**Exercise:**
Please reproduce verbatim the lines below, from the first through the one with "Question: Is a".

**Study material:**
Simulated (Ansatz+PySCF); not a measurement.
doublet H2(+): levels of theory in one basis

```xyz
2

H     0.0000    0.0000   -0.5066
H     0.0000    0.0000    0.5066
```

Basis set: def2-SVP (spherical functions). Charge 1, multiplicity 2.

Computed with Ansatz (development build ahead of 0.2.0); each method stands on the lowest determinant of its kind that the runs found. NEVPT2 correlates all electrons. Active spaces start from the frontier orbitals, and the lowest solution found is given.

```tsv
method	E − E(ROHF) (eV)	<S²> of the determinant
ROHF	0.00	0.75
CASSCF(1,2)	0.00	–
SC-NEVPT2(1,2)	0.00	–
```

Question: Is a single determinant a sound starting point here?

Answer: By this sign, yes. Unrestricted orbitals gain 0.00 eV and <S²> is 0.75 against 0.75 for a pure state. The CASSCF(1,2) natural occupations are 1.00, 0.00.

**Task solution:**
Simulated (Ansatz+PySCF); not a measurement.
doublet H2(+): levels of theory in one basis

```xyz
2

H     0.0000    0.0000   -0.5066
H     0.0000    0.0000    0.5066
```

Basis set: def2-SVP (spherical functions). Charge 1, multiplicity 2.

Computed with Ansatz (development build ahead of 0.2.0); each method stands on the lowest determinant of its kind that the runs found. NEVPT2 correlates all electrons. Active spaces start from the frontier orbitals, and the lowest solution found is given.

```tsv
method	E − E(ROHF) (eV)	<S²> of the determinant
ROHF	0.00	0.75
CASSCF(1,2)	0.00	–
SC-NEVPT2(1,2)	0.00	–
```

Question: Is a single determinant a sound starting point here?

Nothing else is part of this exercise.